Write out the material below exactly, with no line missing.

====== EXERCISE DATA

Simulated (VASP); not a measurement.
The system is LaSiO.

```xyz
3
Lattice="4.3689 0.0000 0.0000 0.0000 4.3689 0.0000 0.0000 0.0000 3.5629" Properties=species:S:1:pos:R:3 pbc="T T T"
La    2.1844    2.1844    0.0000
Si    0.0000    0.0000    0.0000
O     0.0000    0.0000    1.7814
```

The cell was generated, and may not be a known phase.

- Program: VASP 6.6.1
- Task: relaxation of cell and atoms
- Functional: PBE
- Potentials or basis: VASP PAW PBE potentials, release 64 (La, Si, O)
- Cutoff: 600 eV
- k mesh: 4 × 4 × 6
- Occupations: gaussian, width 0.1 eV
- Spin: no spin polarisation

============

> **TASK ANSWER**:
Simulated (VASP); not a measurement.
The system is LaSiO.

```xyz
3
Lattice="4.3689 0.0000 0.0000 0.0000 4.3689 0.0000 0.0000 0.0000 3.5629" Properties=species:S:1:pos:R:3 pbc="T T T"
La    2.1844    2.1844    0.0000
Si    0.0000    0.0000    0.0000
O     0.0000    0.0000    1.7814
```

The cell was generated, and may not be a known phase.

- Program: VASP 6.6.1
- Task: relaxation of cell and atoms
- Functional: PBE
- Potentials or basis: VASP PAW PBE potentials, release 64 (La, Si, O)
- Cutoff: 600 eV
- k mesh: 4 × 4 × 6
- Occupations: gaussian, width 0.1 eV
- Spin: no spin polarisation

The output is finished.